--------------------

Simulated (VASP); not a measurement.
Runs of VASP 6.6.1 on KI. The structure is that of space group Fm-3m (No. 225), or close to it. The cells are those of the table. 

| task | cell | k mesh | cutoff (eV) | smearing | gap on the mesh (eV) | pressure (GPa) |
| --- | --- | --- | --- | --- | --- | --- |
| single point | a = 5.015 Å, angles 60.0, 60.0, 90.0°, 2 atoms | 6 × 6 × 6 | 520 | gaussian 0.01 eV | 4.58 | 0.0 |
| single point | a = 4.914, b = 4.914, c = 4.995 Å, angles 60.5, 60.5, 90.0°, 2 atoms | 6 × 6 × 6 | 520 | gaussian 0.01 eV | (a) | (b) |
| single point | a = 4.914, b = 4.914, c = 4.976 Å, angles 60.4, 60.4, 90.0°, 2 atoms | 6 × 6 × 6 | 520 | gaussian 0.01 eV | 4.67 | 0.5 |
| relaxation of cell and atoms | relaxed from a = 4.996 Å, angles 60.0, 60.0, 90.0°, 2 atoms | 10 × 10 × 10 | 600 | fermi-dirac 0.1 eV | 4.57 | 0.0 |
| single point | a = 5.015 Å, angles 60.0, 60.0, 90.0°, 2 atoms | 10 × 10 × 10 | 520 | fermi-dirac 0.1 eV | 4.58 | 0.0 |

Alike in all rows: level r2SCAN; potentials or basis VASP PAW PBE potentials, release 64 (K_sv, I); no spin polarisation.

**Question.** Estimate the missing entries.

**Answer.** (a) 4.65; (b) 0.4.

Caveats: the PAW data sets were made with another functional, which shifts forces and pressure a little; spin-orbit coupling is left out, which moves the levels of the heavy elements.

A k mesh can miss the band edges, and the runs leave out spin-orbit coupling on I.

--------------------

Work request:
Beginning with the very first line of the records above, please retype each line through the one that has "0.01 eV | 4.58 | 0.0 |", and add nothing.

Exercise answer:
Simulated (VASP); not a measurement.
Runs of VASP 6.6.1 on KI. The structure is that of space group Fm-3m (No. 225), or close to it. The cells are those of the table. 

| task | cell | k mesh | cutoff (eV) | smearing | gap on the mesh (eV) | pressure (GPa) |
| --- | --- | --- | --- | --- | --- | --- |
| single point | a = 5.015 Å, angles 60.0, 60.0, 90.0°, 2 atoms | 6 × 6 × 6 | 520 | gaussian 0.01 eV | 4.58 | 0.0 |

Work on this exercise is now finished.